┄┄┄┄┄┄┄┄┄┄

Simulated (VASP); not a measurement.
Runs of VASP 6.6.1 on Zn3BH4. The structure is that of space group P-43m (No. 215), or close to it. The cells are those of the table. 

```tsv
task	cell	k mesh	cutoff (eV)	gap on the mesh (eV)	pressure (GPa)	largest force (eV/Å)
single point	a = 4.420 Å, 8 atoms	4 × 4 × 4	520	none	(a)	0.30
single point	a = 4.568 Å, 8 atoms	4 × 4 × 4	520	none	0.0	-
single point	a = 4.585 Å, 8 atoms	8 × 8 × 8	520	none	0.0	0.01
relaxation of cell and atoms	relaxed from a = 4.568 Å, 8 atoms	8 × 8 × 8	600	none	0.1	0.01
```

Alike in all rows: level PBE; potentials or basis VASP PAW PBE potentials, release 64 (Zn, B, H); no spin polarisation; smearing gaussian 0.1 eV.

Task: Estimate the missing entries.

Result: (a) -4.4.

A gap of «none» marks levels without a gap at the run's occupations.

┄┄┄┄┄┄┄┄┄┄

## Work task
Type out the listing again with nothing changed.

## Answer space
Simulated (VASP); not a measurement.
Runs of VASP 6.6.1 on Zn3BH4. The structure is that of space group P-43m (No. 215), or close to it. The cells are those of the table. 

```tsv
task	cell	k mesh	cutoff (eV)	gap on the mesh (eV)	pressure (GPa)	largest force (eV/Å)
single point	a = 4.420 Å, 8 atoms	4 × 4 × 4	520	none	(a)	0.30
single point	a = 4.568 Å, 8 atoms	4 × 4 × 4	520	none	0.0	-
single point	a = 4.585 Å, 8 atoms	8 × 8 × 8	520	none	0.0	0.01
relaxation of cell and atoms	relaxed from a = 4.568 Å, 8 atoms	8 × 8 × 8	600	none	0.1	0.01
```

Alike in all rows: level PBE; potentials or basis VASP PAW PBE potentials, release 64 (Zn, B, H); no spin polarisation; smearing gaussian 0.1 eV.

Task: Estimate the missing entries.

Result: (a) -4.4.

A gap of «none» marks levels without a gap at the run's occupations.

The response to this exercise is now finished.